### Work task
Both the line with "One table from" and the line with "Computed with Ansatz" in the records below must appear in the output, along with every line between them, exactly and with nothing added.

Top of Input data
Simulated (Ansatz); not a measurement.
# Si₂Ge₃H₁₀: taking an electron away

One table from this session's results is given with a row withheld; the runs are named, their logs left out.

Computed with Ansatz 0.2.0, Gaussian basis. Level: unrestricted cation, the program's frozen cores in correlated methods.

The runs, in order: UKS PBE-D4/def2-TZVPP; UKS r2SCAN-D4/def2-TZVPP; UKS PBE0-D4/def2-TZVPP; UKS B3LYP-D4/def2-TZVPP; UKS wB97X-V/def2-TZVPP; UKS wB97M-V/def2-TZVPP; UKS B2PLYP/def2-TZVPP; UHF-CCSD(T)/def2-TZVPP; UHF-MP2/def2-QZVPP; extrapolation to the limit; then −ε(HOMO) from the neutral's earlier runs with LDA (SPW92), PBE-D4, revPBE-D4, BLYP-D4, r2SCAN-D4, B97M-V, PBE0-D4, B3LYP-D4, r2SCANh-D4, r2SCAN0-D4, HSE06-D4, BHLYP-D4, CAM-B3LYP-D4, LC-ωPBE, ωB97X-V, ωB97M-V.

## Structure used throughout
Bottom of Input data

### Exercise output
One table from this session's results is given with a row withheld; the runs are named, their logs left out.

Computed with Ansatz 0.2.0, Gaussian basis. Level: unrestricted cation, the program's frozen cores in correlated methods.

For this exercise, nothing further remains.